▸ **Required action**
Transcribe exactly each line of the entries, from the opening line to the line with "## Calculated data, AlN", with both of those lines included.

▸ **Data listing**
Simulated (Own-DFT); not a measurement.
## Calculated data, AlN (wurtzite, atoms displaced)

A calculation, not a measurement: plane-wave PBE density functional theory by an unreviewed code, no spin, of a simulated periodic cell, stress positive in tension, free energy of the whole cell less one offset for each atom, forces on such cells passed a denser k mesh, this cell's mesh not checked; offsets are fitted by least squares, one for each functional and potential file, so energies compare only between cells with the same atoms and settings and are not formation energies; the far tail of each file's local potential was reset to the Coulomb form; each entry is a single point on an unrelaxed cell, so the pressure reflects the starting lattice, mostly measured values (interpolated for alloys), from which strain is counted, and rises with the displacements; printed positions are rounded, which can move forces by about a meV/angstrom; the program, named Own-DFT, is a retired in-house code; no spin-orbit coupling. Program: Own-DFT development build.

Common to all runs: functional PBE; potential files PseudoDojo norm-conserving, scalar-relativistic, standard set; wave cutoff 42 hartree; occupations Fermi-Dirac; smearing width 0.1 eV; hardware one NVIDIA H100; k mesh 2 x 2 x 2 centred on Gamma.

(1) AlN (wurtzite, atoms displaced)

▸ **Task output**
Simulated (Own-DFT); not a measurement.
## Calculated data, AlN (wurtzite, atoms displaced)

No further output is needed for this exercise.